Work task: For the listing below, return the line containing "C. level RPBE+D3(BJ)", the line containing "B (19.6 GPa).", and all lines in between, exactly as written and nothing else.

┌──
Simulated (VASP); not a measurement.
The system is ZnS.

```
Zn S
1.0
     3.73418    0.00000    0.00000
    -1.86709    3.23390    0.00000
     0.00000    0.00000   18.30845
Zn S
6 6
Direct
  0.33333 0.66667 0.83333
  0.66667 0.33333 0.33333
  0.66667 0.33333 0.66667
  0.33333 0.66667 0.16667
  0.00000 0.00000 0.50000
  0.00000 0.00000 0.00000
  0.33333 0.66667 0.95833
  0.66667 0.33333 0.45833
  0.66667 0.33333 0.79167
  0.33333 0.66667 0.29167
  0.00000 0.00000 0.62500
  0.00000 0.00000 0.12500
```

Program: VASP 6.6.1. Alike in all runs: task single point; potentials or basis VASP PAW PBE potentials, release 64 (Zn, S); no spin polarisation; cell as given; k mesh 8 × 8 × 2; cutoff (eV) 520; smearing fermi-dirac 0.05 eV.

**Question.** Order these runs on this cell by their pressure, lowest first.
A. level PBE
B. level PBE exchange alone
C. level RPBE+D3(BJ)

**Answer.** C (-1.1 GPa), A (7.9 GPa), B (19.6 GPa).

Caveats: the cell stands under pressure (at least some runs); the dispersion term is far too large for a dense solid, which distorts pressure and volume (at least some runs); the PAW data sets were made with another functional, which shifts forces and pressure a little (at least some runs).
└──

Written solution:
C. level RPBE+D3(BJ)

**Answer.** C (-1.1 GPa), A (7.9 GPa), B (19.6 GPa).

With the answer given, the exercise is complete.